- [Activity]: Lines outside the range are not wanted. Give again exactly the lines between the line holding "# Starting gap" and the line holding "The usual rule", inclusive, from the listing below.

- [Recorded data]:
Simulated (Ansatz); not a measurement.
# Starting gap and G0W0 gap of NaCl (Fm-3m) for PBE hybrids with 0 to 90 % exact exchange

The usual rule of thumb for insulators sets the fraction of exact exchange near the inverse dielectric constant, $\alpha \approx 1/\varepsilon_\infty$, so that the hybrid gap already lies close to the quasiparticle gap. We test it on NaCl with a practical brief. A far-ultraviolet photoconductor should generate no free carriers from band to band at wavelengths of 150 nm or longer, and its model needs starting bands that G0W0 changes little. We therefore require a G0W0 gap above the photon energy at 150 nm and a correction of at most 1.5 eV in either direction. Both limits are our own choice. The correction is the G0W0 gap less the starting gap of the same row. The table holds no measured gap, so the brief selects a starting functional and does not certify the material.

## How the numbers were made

- [Response]:
# Starting gap and G0W0 gap of NaCl (Fm-3m) for PBE hybrids with 0 to 90 % exact exchange

The usual rule of thumb for insulators sets the fraction of exact exchange near the inverse dielectric constant, $\alpha \approx 1/\varepsilon_\infty$, so that the hybrid gap already lies close to the quasiparticle gap. We test it on NaCl with a practical brief. A far-ultraviolet photoconductor should generate no free carriers from band to band at wavelengths of 150 nm or longer, and its model needs starting bands that G0W0 changes little. We therefore require a G0W0 gap above the photon energy at 150 nm and a correction of at most 1.5 eV in either direction. Both limits are our own choice. The correction is the G0W0 gap less the starting gap of the same row. The table holds no measured gap, so the brief selects a starting functional and does not certify the material.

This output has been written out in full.